%%

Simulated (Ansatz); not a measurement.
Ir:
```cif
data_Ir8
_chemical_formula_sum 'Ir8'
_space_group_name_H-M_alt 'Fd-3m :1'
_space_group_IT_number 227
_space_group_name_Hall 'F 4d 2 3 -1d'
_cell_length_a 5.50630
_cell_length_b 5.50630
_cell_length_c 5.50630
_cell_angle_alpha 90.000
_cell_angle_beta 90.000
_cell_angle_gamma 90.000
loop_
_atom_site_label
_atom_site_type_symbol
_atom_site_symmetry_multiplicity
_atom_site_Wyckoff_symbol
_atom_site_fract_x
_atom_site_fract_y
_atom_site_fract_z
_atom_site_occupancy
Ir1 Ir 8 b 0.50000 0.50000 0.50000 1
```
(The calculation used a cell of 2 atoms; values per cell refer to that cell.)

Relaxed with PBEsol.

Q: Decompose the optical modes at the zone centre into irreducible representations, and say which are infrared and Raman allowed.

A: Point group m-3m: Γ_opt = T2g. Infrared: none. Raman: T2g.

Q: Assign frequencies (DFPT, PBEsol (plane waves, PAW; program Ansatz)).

%%

ACTION ITEM. What you return must match the entries exactly, word for word.

ANSWER SECTION.
Simulated (Ansatz); not a measurement.
Ir:
```cif
data_Ir8
_chemical_formula_sum 'Ir8'
_space_group_name_H-M_alt 'Fd-3m :1'
_space_group_IT_number 227
_space_group_name_Hall 'F 4d 2 3 -1d'
_cell_length_a 5.50630
_cell_length_b 5.50630
_cell_length_c 5.50630
_cell_angle_alpha 90.000
_cell_angle_beta 90.000
_cell_angle_gamma 90.000
loop_
_atom_site_label
_atom_site_type_symbol
_atom_site_symmetry_multiplicity
_atom_site_Wyckoff_symbol
_atom_site_fract_x
_atom_site_fract_y
_atom_site_fract_z
_atom_site_occupancy
Ir1 Ir 8 b 0.50000 0.50000 0.50000 1
```
(The calculation used a cell of 2 atoms; values per cell refer to that cell.)

Relaxed with PBEsol.

Q: Decompose the optical modes at the zone centre into irreducible representations, and say which are infrared and Raman allowed.

A: Point group m-3m: Γ_opt = T2g. Infrared: none. Raman: T2g.

Q: Assign frequencies (DFPT, PBEsol (plane waves, PAW; program Ansatz)).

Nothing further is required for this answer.